» **Requirement**
The expected answer holds every line from the first line of the data below through the line containing "The gap is indirect, 3.12", exactly as written, and no other line.

┄┄┄┄┄┄┄┄┄┄
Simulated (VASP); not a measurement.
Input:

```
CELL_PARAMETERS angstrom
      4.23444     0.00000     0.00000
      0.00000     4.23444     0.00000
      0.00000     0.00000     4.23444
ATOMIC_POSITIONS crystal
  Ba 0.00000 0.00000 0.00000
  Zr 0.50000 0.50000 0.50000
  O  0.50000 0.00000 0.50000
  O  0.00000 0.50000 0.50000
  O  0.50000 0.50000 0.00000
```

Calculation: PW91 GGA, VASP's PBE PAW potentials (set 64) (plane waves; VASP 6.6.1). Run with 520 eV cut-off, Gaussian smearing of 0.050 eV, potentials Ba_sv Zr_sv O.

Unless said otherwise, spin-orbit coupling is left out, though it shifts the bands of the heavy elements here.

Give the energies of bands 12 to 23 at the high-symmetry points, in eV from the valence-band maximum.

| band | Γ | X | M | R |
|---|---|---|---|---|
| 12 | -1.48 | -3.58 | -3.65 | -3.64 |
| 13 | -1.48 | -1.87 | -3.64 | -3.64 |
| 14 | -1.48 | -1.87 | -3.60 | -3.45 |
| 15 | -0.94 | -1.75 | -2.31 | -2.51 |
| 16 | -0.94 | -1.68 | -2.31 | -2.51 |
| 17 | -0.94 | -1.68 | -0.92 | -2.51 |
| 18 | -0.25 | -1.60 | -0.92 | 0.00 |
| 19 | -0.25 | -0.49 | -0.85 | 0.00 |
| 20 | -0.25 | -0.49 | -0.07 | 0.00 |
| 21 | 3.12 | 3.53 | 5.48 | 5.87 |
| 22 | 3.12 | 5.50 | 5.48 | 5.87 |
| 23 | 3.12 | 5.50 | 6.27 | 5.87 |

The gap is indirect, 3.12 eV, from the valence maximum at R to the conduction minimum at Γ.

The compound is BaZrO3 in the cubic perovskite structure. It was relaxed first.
┄┄┄┄┄┄┄┄┄┄

» **Written reply**
Simulated (VASP); not a measurement.
Input:

```
CELL_PARAMETERS angstrom
      4.23444     0.00000     0.00000
      0.00000     4.23444     0.00000
      0.00000     0.00000     4.23444
ATOMIC_POSITIONS crystal
  Ba 0.00000 0.00000 0.00000
  Zr 0.50000 0.50000 0.50000
  O  0.50000 0.00000 0.50000
  O  0.00000 0.50000 0.50000
  O  0.50000 0.50000 0.00000
```

Calculation: PW91 GGA, VASP's PBE PAW potentials (set 64) (plane waves; VASP 6.6.1). Run with 520 eV cut-off, Gaussian smearing of 0.050 eV, potentials Ba_sv Zr_sv O.

Unless said otherwise, spin-orbit coupling is left out, though it shifts the bands of the heavy elements here.

Give the energies of bands 12 to 23 at the high-symmetry points, in eV from the valence-band maximum.

| band | Γ | X | M | R |
|---|---|---|---|---|
| 12 | -1.48 | -3.58 | -3.65 | -3.64 |
| 13 | -1.48 | -1.87 | -3.64 | -3.64 |
| 14 | -1.48 | -1.87 | -3.60 | -3.45 |
| 15 | -0.94 | -1.75 | -2.31 | -2.51 |
| 16 | -0.94 | -1.68 | -2.31 | -2.51 |
| 17 | -0.94 | -1.68 | -0.92 | -2.51 |
| 18 | -0.25 | -1.60 | -0.92 | 0.00 |
| 19 | -0.25 | -0.49 | -0.85 | 0.00 |
| 20 | -0.25 | -0.49 | -0.07 | 0.00 |
| 21 | 3.12 | 3.53 | 5.48 | 5.87 |
| 22 | 3.12 | 5.50 | 5.48 | 5.87 |
| 23 | 3.12 | 5.50 | 6.27 | 5.87 |

The gap is indirect, 3.12 eV, from the valence maximum at R to the conduction minimum at Γ.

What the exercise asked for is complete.